━━ Material shown ━━

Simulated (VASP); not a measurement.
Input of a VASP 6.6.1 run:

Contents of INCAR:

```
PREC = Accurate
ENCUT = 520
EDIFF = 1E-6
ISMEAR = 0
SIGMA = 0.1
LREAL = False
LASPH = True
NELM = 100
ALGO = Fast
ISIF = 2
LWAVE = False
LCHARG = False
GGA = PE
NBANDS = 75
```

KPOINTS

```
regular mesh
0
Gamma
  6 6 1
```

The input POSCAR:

━━━

**Requirement**
Send back the whole listing, exactly as written.

**Expected answer**
Simulated (VASP); not a measurement.
Input of a VASP 6.6.1 run:

Contents of INCAR:

```
PREC = Accurate
ENCUT = 520
EDIFF = 1E-6
ISMEAR = 0
SIGMA = 0.1
LREAL = False
LASPH = True
NELM = 100
ALGO = Fast
ISIF = 2
LWAVE = False
LCHARG = False
GGA = PE
NBANDS = 75
```

KPOINTS

```
regular mesh
0
Gamma
  6 6 1
```

The input POSCAR:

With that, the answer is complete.